> **Records shown**:
══════════════════════════════

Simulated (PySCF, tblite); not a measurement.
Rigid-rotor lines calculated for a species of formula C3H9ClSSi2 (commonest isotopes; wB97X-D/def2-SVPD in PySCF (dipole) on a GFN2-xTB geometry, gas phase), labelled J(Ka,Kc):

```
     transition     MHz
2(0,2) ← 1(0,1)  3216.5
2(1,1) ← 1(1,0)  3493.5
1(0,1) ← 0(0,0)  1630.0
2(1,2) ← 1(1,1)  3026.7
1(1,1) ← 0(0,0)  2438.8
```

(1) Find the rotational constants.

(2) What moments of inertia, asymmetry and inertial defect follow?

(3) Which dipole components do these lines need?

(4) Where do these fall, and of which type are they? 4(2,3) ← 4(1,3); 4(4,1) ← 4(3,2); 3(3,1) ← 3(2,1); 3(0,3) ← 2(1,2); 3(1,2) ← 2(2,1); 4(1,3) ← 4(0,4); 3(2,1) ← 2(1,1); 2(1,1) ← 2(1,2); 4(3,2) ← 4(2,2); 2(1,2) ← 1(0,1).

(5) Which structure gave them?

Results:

══════════════════════════════

> **Assigned task**:
Everything in the material above is to be copied exactly.

> **Task output**:
Simulated (PySCF, tblite); not a measurement.
Rigid-rotor lines calculated for a species of formula C3H9ClSSi2 (commonest isotopes; wB97X-D/def2-SVPD in PySCF (dipole) on a GFN2-xTB geometry, gas phase), labelled J(Ka,Kc):

```
     transition     MHz
2(0,2) ← 1(0,1)  3216.5
2(1,1) ← 1(1,0)  3493.5
1(0,1) ← 0(0,0)  1630.0
2(1,2) ← 1(1,1)  3026.7
1(1,1) ← 0(0,0)  2438.8
```

(1) Find the rotational constants.

(2) What moments of inertia, asymmetry and inertial defect follow?

(3) Which dipole components do these lines need?

(4) Where do these fall, and of which type are they? 4(2,3) ← 4(1,3); 4(4,1) ← 4(3,2); 3(3,1) ← 3(2,1); 3(0,3) ← 2(1,2); 3(1,2) ← 2(2,1); 4(1,3) ← 4(0,4); 3(2,1) ← 2(1,1); 2(1,1) ← 2(1,2); 4(3,2) ← 4(2,2); 2(1,2) ← 1(0,1).

(5) Which structure gave them?

Results:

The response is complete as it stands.